== Provided data ==
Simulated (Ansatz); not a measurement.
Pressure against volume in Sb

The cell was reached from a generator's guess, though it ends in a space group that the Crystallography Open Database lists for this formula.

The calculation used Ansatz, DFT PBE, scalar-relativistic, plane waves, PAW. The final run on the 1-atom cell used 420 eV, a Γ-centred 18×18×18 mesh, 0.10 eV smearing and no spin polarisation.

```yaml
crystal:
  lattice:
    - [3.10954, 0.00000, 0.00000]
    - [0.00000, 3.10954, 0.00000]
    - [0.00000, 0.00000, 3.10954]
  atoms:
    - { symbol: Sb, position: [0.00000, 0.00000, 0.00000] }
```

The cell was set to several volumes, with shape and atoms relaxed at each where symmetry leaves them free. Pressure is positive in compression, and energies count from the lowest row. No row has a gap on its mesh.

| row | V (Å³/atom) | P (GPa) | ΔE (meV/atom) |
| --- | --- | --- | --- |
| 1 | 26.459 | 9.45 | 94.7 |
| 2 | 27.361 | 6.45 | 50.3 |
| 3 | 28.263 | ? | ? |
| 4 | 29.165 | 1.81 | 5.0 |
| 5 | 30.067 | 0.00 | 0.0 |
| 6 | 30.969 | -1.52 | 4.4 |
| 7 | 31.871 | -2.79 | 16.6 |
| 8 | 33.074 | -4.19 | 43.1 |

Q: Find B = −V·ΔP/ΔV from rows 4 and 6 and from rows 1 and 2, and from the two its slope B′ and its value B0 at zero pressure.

== Requirement ==
Your task is to restate every record word for word.

== Response box ==
Simulated (Ansatz); not a measurement.
Pressure against volume in Sb

The cell was reached from a generator's guess, though it ends in a space group that the Crystallography Open Database lists for this formula.

The calculation used Ansatz, DFT PBE, scalar-relativistic, plane waves, PAW. The final run on the 1-atom cell used 420 eV, a Γ-centred 18×18×18 mesh, 0.10 eV smearing and no spin polarisation.

```yaml
crystal:
  lattice:
    - [3.10954, 0.00000, 0.00000]
    - [0.00000, 3.10954, 0.00000]
    - [0.00000, 0.00000, 3.10954]
  atoms:
    - { symbol: Sb, position: [0.00000, 0.00000, 0.00000] }
```

The cell was set to several volumes, with shape and atoms relaxed at each where symmetry leaves them free. Pressure is positive in compression, and energies count from the lowest row. No row has a gap on its mesh.

| row | V (Å³/atom) | P (GPa) | ΔE (meV/atom) |
| --- | --- | --- | --- |
| 1 | 26.459 | 9.45 | 94.7 |
| 2 | 27.361 | 6.45 | 50.3 |
| 3 | 28.263 | ? | ? |
| 4 | 29.165 | 1.81 | 5.0 |
| 5 | 30.067 | 0.00 | 0.0 |
| 6 | 30.969 | -1.52 | 4.4 |
| 7 | 31.871 | -2.79 | 16.6 |
| 8 | 33.074 | -4.19 | 43.1 |

Q: Find B = −V·ΔP/ΔV from rows 4 and 6 and from rows 1 and 2, and from the two its slope B′ and its value B0 at zero pressure.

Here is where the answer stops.